DATASET EXTRACT:
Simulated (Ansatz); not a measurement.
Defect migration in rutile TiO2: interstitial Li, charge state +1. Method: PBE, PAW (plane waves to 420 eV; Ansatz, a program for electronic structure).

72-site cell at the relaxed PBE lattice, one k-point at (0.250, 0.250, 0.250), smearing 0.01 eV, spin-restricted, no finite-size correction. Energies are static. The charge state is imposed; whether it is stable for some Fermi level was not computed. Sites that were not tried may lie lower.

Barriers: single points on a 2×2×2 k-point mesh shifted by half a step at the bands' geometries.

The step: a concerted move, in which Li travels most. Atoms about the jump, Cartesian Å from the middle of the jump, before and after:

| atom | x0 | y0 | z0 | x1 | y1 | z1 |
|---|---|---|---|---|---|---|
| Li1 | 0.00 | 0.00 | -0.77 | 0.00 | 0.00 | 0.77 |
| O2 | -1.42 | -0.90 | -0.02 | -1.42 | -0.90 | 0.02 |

EXERCISE: Take the lines above from the first through the one containing "Defect migration in" and reproduce them exactly; include nothing else.

ANSWER SECTION:
Simulated (Ansatz); not a measurement.
Defect migration in rutile TiO2: interstitial Li, charge state +1. Method: PBE, PAW (plane waves to 420 eV; Ansatz, a program for electronic structure).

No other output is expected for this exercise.